__TASK ITEM__
Quote the records below word for word, please, from the very first line through the one that contains "Scale: NH3 for", and nothing beyond it.

DATA UNDER STUDY: Begin

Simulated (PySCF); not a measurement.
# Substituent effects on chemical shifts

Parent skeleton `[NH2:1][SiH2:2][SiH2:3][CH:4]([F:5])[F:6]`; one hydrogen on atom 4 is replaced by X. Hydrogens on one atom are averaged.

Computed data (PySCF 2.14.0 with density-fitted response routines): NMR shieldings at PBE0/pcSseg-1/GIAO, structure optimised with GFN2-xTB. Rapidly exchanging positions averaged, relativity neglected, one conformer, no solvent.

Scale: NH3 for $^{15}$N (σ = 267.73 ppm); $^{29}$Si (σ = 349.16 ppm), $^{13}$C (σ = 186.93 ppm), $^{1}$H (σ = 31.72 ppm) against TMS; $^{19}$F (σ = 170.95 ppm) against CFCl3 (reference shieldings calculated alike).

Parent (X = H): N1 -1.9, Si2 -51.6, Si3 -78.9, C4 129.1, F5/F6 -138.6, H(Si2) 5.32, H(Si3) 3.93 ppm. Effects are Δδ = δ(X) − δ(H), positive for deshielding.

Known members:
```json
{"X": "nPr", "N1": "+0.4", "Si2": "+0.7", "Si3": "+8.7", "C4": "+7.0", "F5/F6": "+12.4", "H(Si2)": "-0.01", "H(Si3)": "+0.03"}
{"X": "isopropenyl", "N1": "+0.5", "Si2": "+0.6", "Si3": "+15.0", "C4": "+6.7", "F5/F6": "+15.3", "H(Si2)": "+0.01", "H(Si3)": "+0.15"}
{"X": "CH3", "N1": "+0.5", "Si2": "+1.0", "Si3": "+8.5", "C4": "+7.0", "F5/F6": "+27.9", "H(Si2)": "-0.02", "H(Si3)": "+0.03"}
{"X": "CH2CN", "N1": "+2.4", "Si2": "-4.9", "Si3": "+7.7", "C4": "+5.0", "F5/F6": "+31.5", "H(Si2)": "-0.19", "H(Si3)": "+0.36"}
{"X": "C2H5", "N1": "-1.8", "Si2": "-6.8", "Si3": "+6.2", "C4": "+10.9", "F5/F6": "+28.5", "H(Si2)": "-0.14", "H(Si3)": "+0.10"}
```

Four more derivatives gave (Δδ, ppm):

DATA UNDER STUDY: End

__WRITTEN RESPONSE__
Simulated (PySCF); not a measurement.
# Substituent effects on chemical shifts

Parent skeleton `[NH2:1][SiH2:2][SiH2:3][CH:4]([F:5])[F:6]`; one hydrogen on atom 4 is replaced by X. Hydrogens on one atom are averaged.

Computed data (PySCF 2.14.0 with density-fitted response routines): NMR shieldings at PBE0/pcSseg-1/GIAO, structure optimised with GFN2-xTB. Rapidly exchanging positions averaged, relativity neglected, one conformer, no solvent.

Scale: NH3 for $^{15}$N (σ = 267.73 ppm); $^{29}$Si (σ = 349.16 ppm), $^{13}$C (σ = 186.93 ppm), $^{1}$H (σ = 31.72 ppm) against TMS; $^{19}$F (σ = 170.95 ppm) against CFCl3 (reference shieldings calculated alike).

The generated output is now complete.